◆ Data for review:
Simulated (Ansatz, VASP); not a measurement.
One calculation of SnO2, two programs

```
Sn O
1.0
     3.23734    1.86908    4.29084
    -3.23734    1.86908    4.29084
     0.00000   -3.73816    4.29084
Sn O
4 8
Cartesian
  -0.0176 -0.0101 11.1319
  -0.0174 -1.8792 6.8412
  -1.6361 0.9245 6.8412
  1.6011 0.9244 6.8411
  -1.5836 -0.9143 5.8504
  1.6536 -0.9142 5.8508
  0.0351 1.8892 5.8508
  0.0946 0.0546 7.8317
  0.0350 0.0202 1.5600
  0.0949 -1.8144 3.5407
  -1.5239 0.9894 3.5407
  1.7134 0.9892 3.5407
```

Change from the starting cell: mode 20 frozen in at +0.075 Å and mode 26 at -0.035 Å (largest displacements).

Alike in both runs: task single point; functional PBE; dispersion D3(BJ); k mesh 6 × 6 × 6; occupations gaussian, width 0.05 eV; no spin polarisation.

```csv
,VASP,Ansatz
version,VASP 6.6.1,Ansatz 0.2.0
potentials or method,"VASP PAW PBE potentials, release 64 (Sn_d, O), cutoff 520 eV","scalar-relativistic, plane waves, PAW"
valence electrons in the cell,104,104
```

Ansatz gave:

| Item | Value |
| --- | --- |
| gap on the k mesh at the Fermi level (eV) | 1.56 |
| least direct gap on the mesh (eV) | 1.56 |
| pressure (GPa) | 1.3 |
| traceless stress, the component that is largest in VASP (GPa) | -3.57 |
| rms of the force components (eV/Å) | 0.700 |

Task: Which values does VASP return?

◆ Work request: Restate, word for word, the listing above from its first line through the line that contains "(eV/Å) | 0.700 |", keeping both of those lines.

◆ Answer space:
Simulated (Ansatz, VASP); not a measurement.
One calculation of SnO2, two programs

```
Sn O
1.0
     3.23734    1.86908    4.29084
    -3.23734    1.86908    4.29084
     0.00000   -3.73816    4.29084
Sn O
4 8
Cartesian
  -0.0176 -0.0101 11.1319
  -0.0174 -1.8792 6.8412
  -1.6361 0.9245 6.8412
  1.6011 0.9244 6.8411
  -1.5836 -0.9143 5.8504
  1.6536 -0.9142 5.8508
  0.0351 1.8892 5.8508
  0.0946 0.0546 7.8317
  0.0350 0.0202 1.5600
  0.0949 -1.8144 3.5407
  -1.5239 0.9894 3.5407
  1.7134 0.9892 3.5407
```

Change from the starting cell: mode 20 frozen in at +0.075 Å and mode 26 at -0.035 Å (largest displacements).

Alike in both runs: task single point; functional PBE; dispersion D3(BJ); k mesh 6 × 6 × 6; occupations gaussian, width 0.05 eV; no spin polarisation.

```csv
,VASP,Ansatz
version,VASP 6.6.1,Ansatz 0.2.0
potentials or method,"VASP PAW PBE potentials, release 64 (Sn_d, O), cutoff 520 eV","scalar-relativistic, plane waves, PAW"
valence electrons in the cell,104,104
```

Ansatz gave:

| Item | Value |
| --- | --- |
| gap on the k mesh at the Fermi level (eV) | 1.56 |
| least direct gap on the mesh (eV) | 1.56 |
| pressure (GPa) | 1.3 |
| traceless stress, the component that is largest in VASP (GPa) | -3.57 |
| rms of the force components (eV/Å) | 0.700 |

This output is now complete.